**Data shown**
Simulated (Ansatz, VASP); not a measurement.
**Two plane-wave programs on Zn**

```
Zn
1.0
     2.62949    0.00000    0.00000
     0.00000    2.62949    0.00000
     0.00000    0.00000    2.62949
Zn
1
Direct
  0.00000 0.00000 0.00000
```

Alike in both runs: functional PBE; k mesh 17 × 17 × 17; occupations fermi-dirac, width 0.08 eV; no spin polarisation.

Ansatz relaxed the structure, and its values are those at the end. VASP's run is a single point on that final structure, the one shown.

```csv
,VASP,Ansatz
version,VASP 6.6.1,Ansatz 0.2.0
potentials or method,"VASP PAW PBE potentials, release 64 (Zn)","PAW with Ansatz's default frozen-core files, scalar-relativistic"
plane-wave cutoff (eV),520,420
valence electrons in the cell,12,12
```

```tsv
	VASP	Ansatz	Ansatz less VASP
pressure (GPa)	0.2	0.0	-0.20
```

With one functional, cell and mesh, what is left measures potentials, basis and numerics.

**Required action**
An exact copy of every record is required.

**Written reply**
Simulated (Ansatz, VASP); not a measurement.
**Two plane-wave programs on Zn**

```
Zn
1.0
     2.62949    0.00000    0.00000
     0.00000    2.62949    0.00000
     0.00000    0.00000    2.62949
Zn
1
Direct
  0.00000 0.00000 0.00000
```

Alike in both runs: functional PBE; k mesh 17 × 17 × 17; occupations fermi-dirac, width 0.08 eV; no spin polarisation.

Ansatz relaxed the structure, and its values are those at the end. VASP's run is a single point on that final structure, the one shown.

```csv
,VASP,Ansatz
version,VASP 6.6.1,Ansatz 0.2.0
potentials or method,"VASP PAW PBE potentials, release 64 (Zn)","PAW with Ansatz's default frozen-core files, scalar-relativistic"
plane-wave cutoff (eV),520,420
valence electrons in the cell,12,12
```

```tsv
	VASP	Ansatz	Ansatz less VASP
pressure (GPa)	0.2	0.0	-0.20
```

With one functional, cell and mesh, what is left measures potentials, basis and numerics.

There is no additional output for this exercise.